▸ Record set:
::::::::::
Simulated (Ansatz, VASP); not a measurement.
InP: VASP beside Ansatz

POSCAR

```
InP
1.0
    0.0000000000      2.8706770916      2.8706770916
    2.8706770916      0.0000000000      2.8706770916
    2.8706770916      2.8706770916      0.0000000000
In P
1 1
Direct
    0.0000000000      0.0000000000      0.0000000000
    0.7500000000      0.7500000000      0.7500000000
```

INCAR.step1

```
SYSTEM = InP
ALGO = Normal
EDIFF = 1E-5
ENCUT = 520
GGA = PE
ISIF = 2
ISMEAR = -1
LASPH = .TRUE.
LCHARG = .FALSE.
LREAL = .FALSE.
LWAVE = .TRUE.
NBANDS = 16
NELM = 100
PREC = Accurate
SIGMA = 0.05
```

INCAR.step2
::::::::::

Could you reproduce every record exactly as written?

▸ Answer box:
Simulated (Ansatz, VASP); not a measurement.
InP: VASP beside Ansatz

POSCAR

```
InP
1.0
    0.0000000000      2.8706770916      2.8706770916
    2.8706770916      0.0000000000      2.8706770916
    2.8706770916      2.8706770916      0.0000000000
In P
1 1
Direct
    0.0000000000      0.0000000000      0.0000000000
    0.7500000000      0.7500000000      0.7500000000
```

INCAR.step1

```
SYSTEM = InP
ALGO = Normal
EDIFF = 1E-5
ENCUT = 520
GGA = PE
ISIF = 2
ISMEAR = -1
LASPH = .TRUE.
LCHARG = .FALSE.
LREAL = .FALSE.
LWAVE = .TRUE.
NBANDS = 16
NELM = 100
PREC = Accurate
SIGMA = 0.05
```

INCAR.step2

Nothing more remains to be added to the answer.